PROVIDED MATERIAL below:

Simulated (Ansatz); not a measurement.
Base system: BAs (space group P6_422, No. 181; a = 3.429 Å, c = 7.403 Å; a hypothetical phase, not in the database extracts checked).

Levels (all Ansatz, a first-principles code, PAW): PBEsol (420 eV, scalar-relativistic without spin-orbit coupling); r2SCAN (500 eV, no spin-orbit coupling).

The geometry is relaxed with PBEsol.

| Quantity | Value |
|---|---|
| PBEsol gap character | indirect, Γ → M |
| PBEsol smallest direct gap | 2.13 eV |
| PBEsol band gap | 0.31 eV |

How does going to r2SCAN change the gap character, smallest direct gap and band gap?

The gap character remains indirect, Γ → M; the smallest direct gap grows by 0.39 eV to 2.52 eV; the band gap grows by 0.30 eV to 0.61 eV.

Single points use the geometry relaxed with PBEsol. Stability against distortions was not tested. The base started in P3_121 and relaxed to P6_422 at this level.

End of PROVIDED MATERIAL.

→ WORK INSTRUCTION:
Your task is to repeat the records exactly. Begin at their first line and stop after the line containing "How does going".

→ WORKED SOLUTION:
Simulated (Ansatz); not a measurement.
Base system: BAs (space group P6_422, No. 181; a = 3.429 Å, c = 7.403 Å; a hypothetical phase, not in the database extracts checked).

Levels (all Ansatz, a first-principles code, PAW): PBEsol (420 eV, scalar-relativistic without spin-orbit coupling); r2SCAN (500 eV, no spin-orbit coupling).

The geometry is relaxed with PBEsol.

| Quantity | Value |
|---|---|
| PBEsol gap character | indirect, Γ → M |
| PBEsol smallest direct gap | 2.13 eV |
| PBEsol band gap | 0.31 eV |

How does going to r2SCAN change the gap character, smallest direct gap and band gap?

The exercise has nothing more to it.